» WORK TASK
Output all the data exactly.

§

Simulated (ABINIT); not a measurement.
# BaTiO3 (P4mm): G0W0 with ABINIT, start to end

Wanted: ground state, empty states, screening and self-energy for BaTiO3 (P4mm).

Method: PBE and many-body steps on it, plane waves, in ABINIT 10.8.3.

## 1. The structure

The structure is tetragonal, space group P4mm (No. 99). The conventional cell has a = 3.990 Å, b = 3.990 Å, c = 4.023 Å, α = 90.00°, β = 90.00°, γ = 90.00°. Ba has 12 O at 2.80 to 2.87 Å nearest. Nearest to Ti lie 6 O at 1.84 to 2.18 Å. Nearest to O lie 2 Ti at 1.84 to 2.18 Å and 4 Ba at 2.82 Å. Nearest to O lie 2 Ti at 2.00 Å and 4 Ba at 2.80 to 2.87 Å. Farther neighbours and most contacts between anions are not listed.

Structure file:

§

» TASK SOLUTION
Simulated (ABINIT); not a measurement.
# BaTiO3 (P4mm): G0W0 with ABINIT, start to end

Wanted: ground state, empty states, screening and self-energy for BaTiO3 (P4mm).

Method: PBE and many-body steps on it, plane waves, in ABINIT 10.8.3.

## 1. The structure

The structure is tetragonal, space group P4mm (No. 99). The conventional cell has a = 3.990 Å, b = 3.990 Å, c = 4.023 Å, α = 90.00°, β = 90.00°, γ = 90.00°. Ba has 12 O at 2.80 to 2.87 Å nearest. Nearest to Ti lie 6 O at 1.84 to 2.18 Å. Nearest to O lie 2 Ti at 1.84 to 2.18 Å and 4 Ba at 2.82 Å. Nearest to O lie 2 Ti at 2.00 Å and 4 Ba at 2.80 to 2.87 Å. Farther neighbours and most contacts between anions are not listed.

Structure file:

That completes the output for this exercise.